(SOURCE INFORMATION)
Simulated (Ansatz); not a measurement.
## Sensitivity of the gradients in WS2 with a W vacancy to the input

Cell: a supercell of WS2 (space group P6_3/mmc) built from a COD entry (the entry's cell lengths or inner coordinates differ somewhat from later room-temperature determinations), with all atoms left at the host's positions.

(WORK REQUEST) Return all of the material precisely as written.

(WORKED SOLUTION)
Simulated (Ansatz); not a measurement.
## Sensitivity of the gradients in WS2 with a W vacancy to the input

Cell: a supercell of WS2 (space group P6_3/mmc) built from a COD entry (the entry's cell lengths or inner coordinates differ somewhat from later room-temperature determinations), with all atoms left at the host's positions.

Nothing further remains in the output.